** Opening LISTED RECORDS block **

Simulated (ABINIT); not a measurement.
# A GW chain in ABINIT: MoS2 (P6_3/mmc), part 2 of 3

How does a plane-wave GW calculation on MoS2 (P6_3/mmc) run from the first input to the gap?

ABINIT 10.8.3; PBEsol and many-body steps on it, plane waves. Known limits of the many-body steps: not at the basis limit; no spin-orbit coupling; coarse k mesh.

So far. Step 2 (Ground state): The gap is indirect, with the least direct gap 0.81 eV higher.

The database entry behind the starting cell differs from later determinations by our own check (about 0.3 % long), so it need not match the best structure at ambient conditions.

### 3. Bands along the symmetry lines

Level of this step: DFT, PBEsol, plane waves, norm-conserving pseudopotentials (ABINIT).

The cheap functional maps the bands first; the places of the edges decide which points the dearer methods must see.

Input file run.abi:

** Closing LISTED RECORDS block **

== ASSIGNMENT ==
Write out the records above exactly, from the opening line to the line with "The cheap functional", including both, with nothing added.

== TASK OUTPUT ==
Simulated (ABINIT); not a measurement.
# A GW chain in ABINIT: MoS2 (P6_3/mmc), part 2 of 3

How does a plane-wave GW calculation on MoS2 (P6_3/mmc) run from the first input to the gap?

ABINIT 10.8.3; PBEsol and many-body steps on it, plane waves. Known limits of the many-body steps: not at the basis limit; no spin-orbit coupling; coarse k mesh.

So far. Step 2 (Ground state): The gap is indirect, with the least direct gap 0.81 eV higher.

The database entry behind the starting cell differs from later determinations by our own check (about 0.3 % long), so it need not match the best structure at ambient conditions.

### 3. Bands along the symmetry lines

Level of this step: DFT, PBEsol, plane waves, norm-conserving pseudopotentials (ABINIT).

The cheap functional maps the bands first; the places of the edges decide which points the dearer methods must see.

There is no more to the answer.